╭──
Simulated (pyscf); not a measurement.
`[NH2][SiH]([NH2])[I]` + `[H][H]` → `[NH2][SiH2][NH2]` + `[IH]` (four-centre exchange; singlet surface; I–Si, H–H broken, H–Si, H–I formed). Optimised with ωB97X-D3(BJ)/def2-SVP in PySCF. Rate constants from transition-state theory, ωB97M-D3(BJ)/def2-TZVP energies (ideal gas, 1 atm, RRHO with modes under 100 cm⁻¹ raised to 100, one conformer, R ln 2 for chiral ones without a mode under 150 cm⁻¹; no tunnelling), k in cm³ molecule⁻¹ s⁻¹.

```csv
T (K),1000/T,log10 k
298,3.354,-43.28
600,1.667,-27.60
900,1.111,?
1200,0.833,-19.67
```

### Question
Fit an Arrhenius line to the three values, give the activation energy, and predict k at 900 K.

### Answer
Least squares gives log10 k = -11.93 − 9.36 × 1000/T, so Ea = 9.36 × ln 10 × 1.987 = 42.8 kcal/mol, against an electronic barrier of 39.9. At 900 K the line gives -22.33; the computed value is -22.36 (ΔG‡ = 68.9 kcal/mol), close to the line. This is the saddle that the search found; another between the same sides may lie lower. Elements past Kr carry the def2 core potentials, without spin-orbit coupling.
╰──

- **Work order**: Output the listing above word for word, from the opening line through the line that contains "### Question", and leave out everything after it.

- **Response box**:
Simulated (pyscf); not a measurement.
`[NH2][SiH]([NH2])[I]` + `[H][H]` → `[NH2][SiH2][NH2]` + `[IH]` (four-centre exchange; singlet surface; I–Si, H–H broken, H–Si, H–I formed). Optimised with ωB97X-D3(BJ)/def2-SVP in PySCF. Rate constants from transition-state theory, ωB97M-D3(BJ)/def2-TZVP energies (ideal gas, 1 atm, RRHO with modes under 100 cm⁻¹ raised to 100, one conformer, R ln 2 for chiral ones without a mode under 150 cm⁻¹; no tunnelling), k in cm³ molecule⁻¹ s⁻¹.

```csv
T (K),1000/T,log10 k
298,3.354,-43.28
600,1.667,-27.60
900,1.111,?
1200,0.833,-19.67
```

### Question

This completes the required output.